[MATERIAL PROVIDED Boundary: Start]

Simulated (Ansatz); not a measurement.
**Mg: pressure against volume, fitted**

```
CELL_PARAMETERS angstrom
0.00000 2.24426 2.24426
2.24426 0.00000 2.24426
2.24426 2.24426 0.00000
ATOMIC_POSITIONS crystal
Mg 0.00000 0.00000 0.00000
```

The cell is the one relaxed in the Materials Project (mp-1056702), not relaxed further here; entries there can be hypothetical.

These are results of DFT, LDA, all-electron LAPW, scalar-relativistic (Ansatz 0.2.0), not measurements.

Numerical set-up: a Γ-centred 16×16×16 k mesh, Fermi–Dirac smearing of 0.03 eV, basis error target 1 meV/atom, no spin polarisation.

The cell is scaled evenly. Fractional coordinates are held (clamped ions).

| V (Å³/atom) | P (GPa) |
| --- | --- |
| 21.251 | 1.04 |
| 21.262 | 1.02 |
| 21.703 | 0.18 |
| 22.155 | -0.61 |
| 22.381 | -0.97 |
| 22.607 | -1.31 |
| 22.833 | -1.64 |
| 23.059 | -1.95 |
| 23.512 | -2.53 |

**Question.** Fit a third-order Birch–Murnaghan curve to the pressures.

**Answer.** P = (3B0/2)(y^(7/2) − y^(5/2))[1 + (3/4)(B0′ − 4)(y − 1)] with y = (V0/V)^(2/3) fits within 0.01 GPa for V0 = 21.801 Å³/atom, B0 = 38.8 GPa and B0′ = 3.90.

[MATERIAL PROVIDED Boundary: End]

• [WORK TASK]: An exact retyping of every line in the records is needed.

• [ANSWER AREA]:
Simulated (Ansatz); not a measurement.
**Mg: pressure against volume, fitted**

```
CELL_PARAMETERS angstrom
0.00000 2.24426 2.24426
2.24426 0.00000 2.24426
2.24426 2.24426 0.00000
ATOMIC_POSITIONS crystal
Mg 0.00000 0.00000 0.00000
```

The cell is the one relaxed in the Materials Project (mp-1056702), not relaxed further here; entries there can be hypothetical.

These are results of DFT, LDA, all-electron LAPW, scalar-relativistic (Ansatz 0.2.0), not measurements.

Numerical set-up: a Γ-centred 16×16×16 k mesh, Fermi–Dirac smearing of 0.03 eV, basis error target 1 meV/atom, no spin polarisation.

The cell is scaled evenly. Fractional coordinates are held (clamped ions).

| V (Å³/atom) | P (GPa) |
| --- | --- |
| 21.251 | 1.04 |
| 21.262 | 1.02 |
| 21.703 | 0.18 |
| 22.155 | -0.61 |
| 22.381 | -0.97 |
| 22.607 | -1.31 |
| 22.833 | -1.64 |
| 23.059 | -1.95 |
| 23.512 | -2.53 |

**Question.** Fit a third-order Birch–Murnaghan curve to the pressures.

**Answer.** P = (3B0/2)(y^(7/2) − y^(5/2))[1 + (3/4)(B0′ − 4)(y − 1)] with y = (V0/V)^(2/3) fits within 0.01 GPa for V0 = 21.801 Å³/atom, B0 = 38.8 GPa and B0′ = 3.90.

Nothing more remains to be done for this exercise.